#### [Assigned task]
Up to and including the line with "How much do", copy the records below exactly from their first line.

↓

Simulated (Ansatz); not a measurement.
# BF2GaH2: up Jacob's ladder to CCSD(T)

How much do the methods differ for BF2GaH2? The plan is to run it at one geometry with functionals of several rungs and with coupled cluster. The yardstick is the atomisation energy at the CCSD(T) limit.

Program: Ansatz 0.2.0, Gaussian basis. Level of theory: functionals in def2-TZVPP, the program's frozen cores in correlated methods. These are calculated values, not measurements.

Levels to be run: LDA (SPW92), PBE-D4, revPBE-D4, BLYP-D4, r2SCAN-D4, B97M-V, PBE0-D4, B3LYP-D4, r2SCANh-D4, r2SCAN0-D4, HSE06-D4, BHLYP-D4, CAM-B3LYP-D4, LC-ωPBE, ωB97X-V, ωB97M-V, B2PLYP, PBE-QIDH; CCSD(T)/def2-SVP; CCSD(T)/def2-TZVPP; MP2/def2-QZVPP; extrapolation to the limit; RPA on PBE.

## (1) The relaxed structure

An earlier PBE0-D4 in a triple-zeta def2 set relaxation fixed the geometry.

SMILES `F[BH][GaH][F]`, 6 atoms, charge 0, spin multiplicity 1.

↑

#### [Answer space]
Simulated (Ansatz); not a measurement.
# BF2GaH2: up Jacob's ladder to CCSD(T)

How much do the methods differ for BF2GaH2? The plan is to run it at one geometry with functionals of several rungs and with coupled cluster. The yardstick is the atomisation energy at the CCSD(T) limit.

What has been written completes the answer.